# ENTRIES PROVIDED:
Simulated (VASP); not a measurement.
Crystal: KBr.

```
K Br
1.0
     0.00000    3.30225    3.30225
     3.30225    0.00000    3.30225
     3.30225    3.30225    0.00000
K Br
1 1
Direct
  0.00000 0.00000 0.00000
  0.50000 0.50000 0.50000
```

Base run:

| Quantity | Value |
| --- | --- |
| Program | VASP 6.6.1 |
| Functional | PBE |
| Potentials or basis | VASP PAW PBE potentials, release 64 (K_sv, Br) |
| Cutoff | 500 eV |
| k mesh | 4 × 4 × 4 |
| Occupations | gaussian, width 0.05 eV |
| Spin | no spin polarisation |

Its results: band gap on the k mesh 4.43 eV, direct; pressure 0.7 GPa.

# ASSIGNMENT:
Transcribe, exactly as written, all lines of the entries above from the first to the one containing "spin polarisation |", and no more.

# YOUR SOLUTION:
Simulated (VASP); not a measurement.
Crystal: KBr.

```
K Br
1.0
     0.00000    3.30225    3.30225
     3.30225    0.00000    3.30225
     3.30225    3.30225    0.00000
K Br
1 1
Direct
  0.00000 0.00000 0.00000
  0.50000 0.50000 0.50000
```

Base run:

| Quantity | Value |
| --- | --- |
| Program | VASP 6.6.1 |
| Functional | PBE |
| Potentials or basis | VASP PAW PBE potentials, release 64 (K_sv, Br) |
| Cutoff | 500 eV |
| k mesh | 4 × 4 × 4 |
| Occupations | gaussian, width 0.05 eV |
| Spin | no spin polarisation |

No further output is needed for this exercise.